Action item:
The listing that follows should be duplicated character for character.

..........

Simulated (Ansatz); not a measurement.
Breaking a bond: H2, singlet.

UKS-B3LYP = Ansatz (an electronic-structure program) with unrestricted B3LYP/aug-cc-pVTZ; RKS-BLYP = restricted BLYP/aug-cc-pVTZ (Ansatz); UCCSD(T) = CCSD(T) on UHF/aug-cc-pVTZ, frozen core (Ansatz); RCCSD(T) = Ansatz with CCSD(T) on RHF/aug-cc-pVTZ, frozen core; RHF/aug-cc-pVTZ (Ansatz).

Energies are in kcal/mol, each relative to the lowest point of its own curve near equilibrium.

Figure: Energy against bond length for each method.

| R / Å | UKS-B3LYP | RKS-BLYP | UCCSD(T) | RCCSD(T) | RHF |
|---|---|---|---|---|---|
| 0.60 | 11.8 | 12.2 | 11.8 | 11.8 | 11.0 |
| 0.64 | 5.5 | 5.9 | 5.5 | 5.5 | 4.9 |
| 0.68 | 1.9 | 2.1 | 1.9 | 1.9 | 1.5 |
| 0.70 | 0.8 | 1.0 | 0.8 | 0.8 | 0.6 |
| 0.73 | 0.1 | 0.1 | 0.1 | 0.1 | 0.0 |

..........

Written reply:
Simulated (Ansatz); not a measurement.
Breaking a bond: H2, singlet.

UKS-B3LYP = Ansatz (an electronic-structure program) with unrestricted B3LYP/aug-cc-pVTZ; RKS-BLYP = restricted BLYP/aug-cc-pVTZ (Ansatz); UCCSD(T) = CCSD(T) on UHF/aug-cc-pVTZ, frozen core (Ansatz); RCCSD(T) = Ansatz with CCSD(T) on RHF/aug-cc-pVTZ, frozen core; RHF/aug-cc-pVTZ (Ansatz).

Energies are in kcal/mol, each relative to the lowest point of its own curve near equilibrium.

Figure: Energy against bond length for each method.

| R / Å | UKS-B3LYP | RKS-BLYP | UCCSD(T) | RCCSD(T) | RHF |
|---|---|---|---|---|---|
| 0.60 | 11.8 | 12.2 | 11.8 | 11.8 | 11.0 |
| 0.64 | 5.5 | 5.9 | 5.5 | 5.5 | 4.9 |
| 0.68 | 1.9 | 2.1 | 1.9 | 1.9 | 1.5 |
| 0.70 | 0.8 | 1.0 | 0.8 | 0.8 | 0.6 |
| 0.73 | 0.1 | 0.1 | 0.1 | 0.1 | 0.0 |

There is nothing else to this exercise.